:: ASSIGNMENT ::
Set down exactly the first line of the entries and every line after it, through the line with "optimised with GFN1-xTB.".

________________________________________

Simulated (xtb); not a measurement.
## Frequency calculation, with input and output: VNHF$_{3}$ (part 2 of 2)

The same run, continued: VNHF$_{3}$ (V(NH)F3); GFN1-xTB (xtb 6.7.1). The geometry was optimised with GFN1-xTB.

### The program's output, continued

________________________________________

:: EXERCISE RESPONSE ::
Simulated (xtb); not a measurement.
## Frequency calculation, with input and output: VNHF$_{3}$ (part 2 of 2)

The same run, continued: VNHF$_{3}$ (V(NH)F3); GFN1-xTB (xtb 6.7.1). The geometry was optimised with GFN1-xTB.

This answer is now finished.